** Opening Recorded information block **

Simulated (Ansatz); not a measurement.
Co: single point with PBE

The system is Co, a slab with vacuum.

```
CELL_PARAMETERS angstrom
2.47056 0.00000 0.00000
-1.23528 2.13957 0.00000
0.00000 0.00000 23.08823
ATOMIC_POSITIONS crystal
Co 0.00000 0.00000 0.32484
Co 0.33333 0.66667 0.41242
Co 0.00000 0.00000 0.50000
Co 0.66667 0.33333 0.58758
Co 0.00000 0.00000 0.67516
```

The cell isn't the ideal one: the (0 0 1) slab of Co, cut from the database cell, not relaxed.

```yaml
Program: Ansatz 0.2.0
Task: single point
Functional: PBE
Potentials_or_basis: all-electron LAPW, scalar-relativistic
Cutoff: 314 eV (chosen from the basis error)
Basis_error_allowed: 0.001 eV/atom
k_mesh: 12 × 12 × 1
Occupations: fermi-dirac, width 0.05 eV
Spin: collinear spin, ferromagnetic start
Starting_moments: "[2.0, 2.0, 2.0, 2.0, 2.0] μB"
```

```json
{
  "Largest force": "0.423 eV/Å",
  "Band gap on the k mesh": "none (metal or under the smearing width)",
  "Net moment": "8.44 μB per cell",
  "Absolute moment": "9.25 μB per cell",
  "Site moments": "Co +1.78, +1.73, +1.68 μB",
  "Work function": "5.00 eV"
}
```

** Closing Recorded information block **

■ Requirement ■
Give back every record exactly.

■ Task solution ■
Simulated (Ansatz); not a measurement.
Co: single point with PBE

The system is Co, a slab with vacuum.

```
CELL_PARAMETERS angstrom
2.47056 0.00000 0.00000
-1.23528 2.13957 0.00000
0.00000 0.00000 23.08823
ATOMIC_POSITIONS crystal
Co 0.00000 0.00000 0.32484
Co 0.33333 0.66667 0.41242
Co 0.00000 0.00000 0.50000
Co 0.66667 0.33333 0.58758
Co 0.00000 0.00000 0.67516
```

The cell isn't the ideal one: the (0 0 1) slab of Co, cut from the database cell, not relaxed.

```yaml
Program: Ansatz 0.2.0
Task: single point
Functional: PBE
Potentials_or_basis: all-electron LAPW, scalar-relativistic
Cutoff: 314 eV (chosen from the basis error)
Basis_error_allowed: 0.001 eV/atom
k_mesh: 12 × 12 × 1
Occupations: fermi-dirac, width 0.05 eV
Spin: collinear spin, ferromagnetic start
Starting_moments: "[2.0, 2.0, 2.0, 2.0, 2.0] μB"
```

```json
{
  "Largest force": "0.423 eV/Å",
  "Band gap on the k mesh": "none (metal or under the smearing width)",
  "Net moment": "8.44 μB per cell",
  "Absolute moment": "9.25 μB per cell",
  "Site moments": "Co +1.78, +1.73, +1.68 μB",
  "Work function": "5.00 eV"
}
```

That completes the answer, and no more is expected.